--- DATASET EXTRACT Enclosed Below ---

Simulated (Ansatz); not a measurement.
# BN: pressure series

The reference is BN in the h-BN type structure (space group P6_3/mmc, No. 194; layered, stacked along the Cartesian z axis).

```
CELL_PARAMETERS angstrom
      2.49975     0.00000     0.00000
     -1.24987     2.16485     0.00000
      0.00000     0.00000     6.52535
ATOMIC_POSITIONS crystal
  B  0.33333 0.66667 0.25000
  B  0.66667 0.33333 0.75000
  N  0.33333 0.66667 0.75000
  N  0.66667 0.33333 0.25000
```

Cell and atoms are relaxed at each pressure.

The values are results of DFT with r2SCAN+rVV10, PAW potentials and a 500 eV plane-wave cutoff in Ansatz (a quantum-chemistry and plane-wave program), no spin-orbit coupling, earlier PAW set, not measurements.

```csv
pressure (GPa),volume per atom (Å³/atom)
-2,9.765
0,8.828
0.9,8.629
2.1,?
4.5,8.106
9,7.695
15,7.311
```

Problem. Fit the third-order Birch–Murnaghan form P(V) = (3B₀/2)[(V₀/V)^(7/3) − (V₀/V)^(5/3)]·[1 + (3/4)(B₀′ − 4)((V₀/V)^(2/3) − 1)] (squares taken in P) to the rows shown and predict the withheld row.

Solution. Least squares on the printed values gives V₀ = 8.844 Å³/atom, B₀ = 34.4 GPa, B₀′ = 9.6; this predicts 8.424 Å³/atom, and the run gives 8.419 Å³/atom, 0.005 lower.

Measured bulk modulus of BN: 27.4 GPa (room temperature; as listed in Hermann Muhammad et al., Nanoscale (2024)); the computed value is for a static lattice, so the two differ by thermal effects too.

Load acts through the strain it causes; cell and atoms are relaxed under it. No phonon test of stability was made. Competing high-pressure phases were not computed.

--- End of Enclosed DATASET EXTRACT ---

ASSIGNMENT:
Working from the records above, write out verbatim only the lines from the line containing "The values are" through the line containing "Problem. Fit the".

EXERCISE OUTPUT:
The values are results of DFT with r2SCAN+rVV10, PAW potentials and a 500 eV plane-wave cutoff in Ansatz (a quantum-chemistry and plane-wave program), no spin-orbit coupling, earlier PAW set, not measurements.

```csv
pressure (GPa),volume per atom (Å³/atom)
-2,9.765
0,8.828
0.9,8.629
2.1,?
4.5,8.106
9,7.695
15,7.311
```

Problem. Fit the third-order Birch–Murnaghan form P(V) = (3B₀/2)[(V₀/V)^(7/3) − (V₀/V)^(5/3)]·[1 + (3/4)(B₀′ − 4)((V₀/V)^(2/3) − 1)] (squares taken in P) to the rows shown and predict the withheld row.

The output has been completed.